#####
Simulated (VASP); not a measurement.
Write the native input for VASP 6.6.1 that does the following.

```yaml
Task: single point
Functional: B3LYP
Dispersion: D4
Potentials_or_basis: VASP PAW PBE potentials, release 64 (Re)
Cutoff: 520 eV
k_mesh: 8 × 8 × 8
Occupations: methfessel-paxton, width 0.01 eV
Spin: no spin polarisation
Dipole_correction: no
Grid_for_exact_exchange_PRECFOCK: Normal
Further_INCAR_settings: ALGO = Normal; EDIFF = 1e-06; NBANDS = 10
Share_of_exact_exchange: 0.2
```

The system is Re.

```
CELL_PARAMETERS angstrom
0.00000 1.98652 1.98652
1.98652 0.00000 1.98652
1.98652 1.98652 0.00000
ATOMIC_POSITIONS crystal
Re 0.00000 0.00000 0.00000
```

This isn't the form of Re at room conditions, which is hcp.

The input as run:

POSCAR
#####

- Work task: Print out the whole of the material above exactly as it stands.

- Written reply:
Simulated (VASP); not a measurement.
Write the native input for VASP 6.6.1 that does the following.

```yaml
Task: single point
Functional: B3LYP
Dispersion: D4
Potentials_or_basis: VASP PAW PBE potentials, release 64 (Re)
Cutoff: 520 eV
k_mesh: 8 × 8 × 8
Occupations: methfessel-paxton, width 0.01 eV
Spin: no spin polarisation
Dipole_correction: no
Grid_for_exact_exchange_PRECFOCK: Normal
Further_INCAR_settings: ALGO = Normal; EDIFF = 1e-06; NBANDS = 10
Share_of_exact_exchange: 0.2
```

The system is Re.

```
CELL_PARAMETERS angstrom
0.00000 1.98652 1.98652
1.98652 0.00000 1.98652
1.98652 1.98652 0.00000
ATOMIC_POSITIONS crystal
Re 0.00000 0.00000 0.00000
```

This isn't the form of Re at room conditions, which is hcp.

The input as run:

POSCAR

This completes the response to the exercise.